◆ **Activity**
Each entry below is to be copied out exactly and in full.

── Available data ──

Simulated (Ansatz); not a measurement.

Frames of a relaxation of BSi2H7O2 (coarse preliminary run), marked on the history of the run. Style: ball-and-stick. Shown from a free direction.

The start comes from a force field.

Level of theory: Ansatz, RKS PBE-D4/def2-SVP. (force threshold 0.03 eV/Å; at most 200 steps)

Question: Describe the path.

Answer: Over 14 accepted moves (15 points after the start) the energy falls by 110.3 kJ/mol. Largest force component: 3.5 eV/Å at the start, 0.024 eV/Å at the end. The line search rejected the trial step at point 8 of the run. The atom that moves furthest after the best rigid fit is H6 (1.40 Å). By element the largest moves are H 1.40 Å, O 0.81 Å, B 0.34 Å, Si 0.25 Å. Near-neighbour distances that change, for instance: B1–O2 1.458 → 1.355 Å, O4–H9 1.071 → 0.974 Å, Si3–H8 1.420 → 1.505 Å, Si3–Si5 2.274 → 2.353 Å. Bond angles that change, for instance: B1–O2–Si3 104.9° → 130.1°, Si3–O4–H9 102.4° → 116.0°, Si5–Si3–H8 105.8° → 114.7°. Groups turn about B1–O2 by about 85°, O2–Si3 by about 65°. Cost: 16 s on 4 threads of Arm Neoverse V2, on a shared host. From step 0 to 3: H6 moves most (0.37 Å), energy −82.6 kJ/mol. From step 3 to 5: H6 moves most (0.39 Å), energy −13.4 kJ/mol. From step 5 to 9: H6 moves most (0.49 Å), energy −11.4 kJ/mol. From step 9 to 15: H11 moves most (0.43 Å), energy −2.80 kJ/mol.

───

◆ **Exercise solution**
Simulated (Ansatz); not a measurement.

Frames of a relaxation of BSi2H7O2 (coarse preliminary run), marked on the history of the run. Style: ball-and-stick. Shown from a free direction.

The start comes from a force field.

Level of theory: Ansatz, RKS PBE-D4/def2-SVP. (force threshold 0.03 eV/Å; at most 200 steps)

Question: Describe the path.

Answer: Over 14 accepted moves (15 points after the start) the energy falls by 110.3 kJ/mol. Largest force component: 3.5 eV/Å at the start, 0.024 eV/Å at the end. The line search rejected the trial step at point 8 of the run. The atom that moves furthest after the best rigid fit is H6 (1.40 Å). By element the largest moves are H 1.40 Å, O 0.81 Å, B 0.34 Å, Si 0.25 Å. Near-neighbour distances that change, for instance: B1–O2 1.458 → 1.355 Å, O4–H9 1.071 → 0.974 Å, Si3–H8 1.420 → 1.505 Å, Si3–Si5 2.274 → 2.353 Å. Bond angles that change, for instance: B1–O2–Si3 104.9° → 130.1°, Si3–O4–H9 102.4° → 116.0°, Si5–Si3–H8 105.8° → 114.7°. Groups turn about B1–O2 by about 85°, O2–Si3 by about 65°. Cost: 16 s on 4 threads of Arm Neoverse V2, on a shared host. From step 0 to 3: H6 moves most (0.37 Å), energy −82.6 kJ/mol. From step 3 to 5: H6 moves most (0.39 Å), energy −13.4 kJ/mol. From step 5 to 9: H6 moves most (0.49 Å), energy −11.4 kJ/mol. From step 9 to 15: H11 moves most (0.43 Å), energy −2.80 kJ/mol.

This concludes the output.